• • • •

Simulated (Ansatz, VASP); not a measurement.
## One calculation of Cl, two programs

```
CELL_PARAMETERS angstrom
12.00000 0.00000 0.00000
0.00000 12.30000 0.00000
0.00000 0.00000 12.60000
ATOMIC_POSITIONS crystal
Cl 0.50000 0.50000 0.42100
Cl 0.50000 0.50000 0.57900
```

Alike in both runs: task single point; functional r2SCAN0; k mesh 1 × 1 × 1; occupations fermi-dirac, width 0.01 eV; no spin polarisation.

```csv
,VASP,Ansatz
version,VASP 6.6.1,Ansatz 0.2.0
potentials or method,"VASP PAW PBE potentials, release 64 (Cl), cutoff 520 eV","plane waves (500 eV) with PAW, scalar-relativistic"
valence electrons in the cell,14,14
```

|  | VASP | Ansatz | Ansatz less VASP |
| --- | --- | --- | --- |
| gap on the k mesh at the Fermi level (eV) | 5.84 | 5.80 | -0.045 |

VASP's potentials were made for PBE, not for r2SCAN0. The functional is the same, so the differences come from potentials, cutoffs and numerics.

• • • •

Repeat the entries above verbatim, but only from the line that has "less VASP |" down to the line that has "5.80 | -0.045 |", inclusive.

**Reply:**
|  | VASP | Ansatz | Ansatz less VASP |
| --- | --- | --- | --- |
| gap on the k mesh at the Fermi level (eV) | 5.84 | 5.80 | -0.045 |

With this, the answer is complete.